BEGIN Data under study

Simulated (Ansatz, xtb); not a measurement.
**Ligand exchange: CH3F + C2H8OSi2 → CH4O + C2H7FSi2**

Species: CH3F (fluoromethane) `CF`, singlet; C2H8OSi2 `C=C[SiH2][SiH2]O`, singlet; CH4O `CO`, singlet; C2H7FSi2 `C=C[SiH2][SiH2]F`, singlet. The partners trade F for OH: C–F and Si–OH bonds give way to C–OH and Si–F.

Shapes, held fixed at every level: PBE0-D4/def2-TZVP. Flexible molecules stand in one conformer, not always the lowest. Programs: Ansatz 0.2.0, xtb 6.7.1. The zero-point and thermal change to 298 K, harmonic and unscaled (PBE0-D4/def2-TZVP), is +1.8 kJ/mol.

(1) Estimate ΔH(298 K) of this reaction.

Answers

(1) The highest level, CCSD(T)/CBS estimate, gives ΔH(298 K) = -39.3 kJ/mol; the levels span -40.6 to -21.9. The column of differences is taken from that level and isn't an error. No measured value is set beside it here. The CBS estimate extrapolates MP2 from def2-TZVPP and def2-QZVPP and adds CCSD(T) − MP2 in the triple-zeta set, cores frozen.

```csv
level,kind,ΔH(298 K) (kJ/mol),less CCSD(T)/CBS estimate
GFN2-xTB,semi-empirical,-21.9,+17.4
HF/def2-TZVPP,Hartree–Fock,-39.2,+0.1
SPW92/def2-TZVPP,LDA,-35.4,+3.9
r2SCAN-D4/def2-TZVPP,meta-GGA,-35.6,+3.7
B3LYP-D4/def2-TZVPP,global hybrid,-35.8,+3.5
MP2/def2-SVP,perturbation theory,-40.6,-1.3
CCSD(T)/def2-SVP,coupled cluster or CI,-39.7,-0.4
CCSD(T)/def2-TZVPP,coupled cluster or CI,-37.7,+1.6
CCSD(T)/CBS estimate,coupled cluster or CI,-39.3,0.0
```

END Data under study

▶ Work instruction:
Please copy, word for word, every line from the first line of the records through the line containing "Shapes, held fixed", with both of those lines included and nothing else.

▶ Worked solution:
Simulated (Ansatz, xtb); not a measurement.
**Ligand exchange: CH3F + C2H8OSi2 → CH4O + C2H7FSi2**

Species: CH3F (fluoromethane) `CF`, singlet; C2H8OSi2 `C=C[SiH2][SiH2]O`, singlet; CH4O `CO`, singlet; C2H7FSi2 `C=C[SiH2][SiH2]F`, singlet. The partners trade F for OH: C–F and Si–OH bonds give way to C–OH and Si–F.

Shapes, held fixed at every level: PBE0-D4/def2-TZVP. Flexible molecules stand in one conformer, not always the lowest. Programs: Ansatz 0.2.0, xtb 6.7.1. The zero-point and thermal change to 298 K, harmonic and unscaled (PBE0-D4/def2-TZVP), is +1.8 kJ/mol.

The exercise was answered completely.